*** Raw data ***

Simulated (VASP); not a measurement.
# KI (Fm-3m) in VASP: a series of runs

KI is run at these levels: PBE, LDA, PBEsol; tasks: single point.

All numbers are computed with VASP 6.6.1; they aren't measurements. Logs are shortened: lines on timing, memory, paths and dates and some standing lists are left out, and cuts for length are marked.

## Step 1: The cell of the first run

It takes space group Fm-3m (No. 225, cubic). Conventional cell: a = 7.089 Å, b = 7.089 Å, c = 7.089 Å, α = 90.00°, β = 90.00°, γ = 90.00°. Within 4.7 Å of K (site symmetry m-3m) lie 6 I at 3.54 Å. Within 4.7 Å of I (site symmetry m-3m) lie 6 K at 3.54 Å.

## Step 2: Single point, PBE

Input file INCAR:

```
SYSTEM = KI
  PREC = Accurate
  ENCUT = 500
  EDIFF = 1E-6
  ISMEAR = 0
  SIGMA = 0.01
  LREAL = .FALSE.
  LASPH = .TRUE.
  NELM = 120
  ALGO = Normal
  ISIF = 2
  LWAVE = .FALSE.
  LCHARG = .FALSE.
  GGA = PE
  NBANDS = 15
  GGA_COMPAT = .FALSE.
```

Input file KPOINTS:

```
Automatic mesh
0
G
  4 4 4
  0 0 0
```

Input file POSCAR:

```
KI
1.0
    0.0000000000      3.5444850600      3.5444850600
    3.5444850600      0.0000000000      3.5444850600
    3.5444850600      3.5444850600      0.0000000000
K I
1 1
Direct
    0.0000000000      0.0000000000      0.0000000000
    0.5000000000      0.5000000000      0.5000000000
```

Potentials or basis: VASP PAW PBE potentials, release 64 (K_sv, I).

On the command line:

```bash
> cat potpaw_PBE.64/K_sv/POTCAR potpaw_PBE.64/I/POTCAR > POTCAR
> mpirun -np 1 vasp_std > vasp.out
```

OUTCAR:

***

▶ **Assignment**
Although the records may continue, retype only the lines from the first one through the one containing "It takes space", exactly as they appear.

▶ **Exercise solution**
Simulated (VASP); not a measurement.
# KI (Fm-3m) in VASP: a series of runs

KI is run at these levels: PBE, LDA, PBEsol; tasks: single point.

All numbers are computed with VASP 6.6.1; they aren't measurements. Logs are shortened: lines on timing, memory, paths and dates and some standing lists are left out, and cuts for length are marked.

## Step 1: The cell of the first run

It takes space group Fm-3m (No. 225, cubic). Conventional cell: a = 7.089 Å, b = 7.089 Å, c = 7.089 Å, α = 90.00°, β = 90.00°, γ = 90.00°. Within 4.7 Å of K (site symmetry m-3m) lie 6 I at 3.54 Å. Within 4.7 Å of I (site symmetry m-3m) lie 6 K at 3.54 Å.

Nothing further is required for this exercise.